The data is to be transcribed in full, with nothing missed.

Segment Start: PROVIDED DATA

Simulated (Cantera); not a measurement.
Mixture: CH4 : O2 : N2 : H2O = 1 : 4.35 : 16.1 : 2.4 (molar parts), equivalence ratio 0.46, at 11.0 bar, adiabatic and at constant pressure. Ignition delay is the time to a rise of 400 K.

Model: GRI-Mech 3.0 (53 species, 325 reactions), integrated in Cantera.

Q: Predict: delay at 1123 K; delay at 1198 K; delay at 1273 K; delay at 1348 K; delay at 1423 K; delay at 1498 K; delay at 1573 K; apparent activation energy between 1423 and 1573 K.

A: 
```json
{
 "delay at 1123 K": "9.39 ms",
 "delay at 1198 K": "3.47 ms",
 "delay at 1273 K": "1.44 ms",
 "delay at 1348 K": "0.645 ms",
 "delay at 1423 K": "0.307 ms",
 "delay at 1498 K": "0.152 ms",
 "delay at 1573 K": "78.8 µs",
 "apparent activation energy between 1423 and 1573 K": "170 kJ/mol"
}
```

Segment End: PROVIDED DATA

### RESPONSE
Simulated (Cantera); not a measurement.
Mixture: CH4 : O2 : N2 : H2O = 1 : 4.35 : 16.1 : 2.4 (molar parts), equivalence ratio 0.46, at 11.0 bar, adiabatic and at constant pressure. Ignition delay is the time to a rise of 400 K.

Model: GRI-Mech 3.0 (53 species, 325 reactions), integrated in Cantera.

Q: Predict: delay at 1123 K; delay at 1198 K; delay at 1273 K; delay at 1348 K; delay at 1423 K; delay at 1498 K; delay at 1573 K; apparent activation energy between 1423 and 1573 K.

A: 
```json
{
 "delay at 1123 K": "9.39 ms",
 "delay at 1198 K": "3.47 ms",
 "delay at 1273 K": "1.44 ms",
 "delay at 1348 K": "0.645 ms",
 "delay at 1423 K": "0.307 ms",
 "delay at 1498 K": "0.152 ms",
 "delay at 1573 K": "78.8 µs",
 "apparent activation energy between 1423 and 1573 K": "170 kJ/mol"
}
```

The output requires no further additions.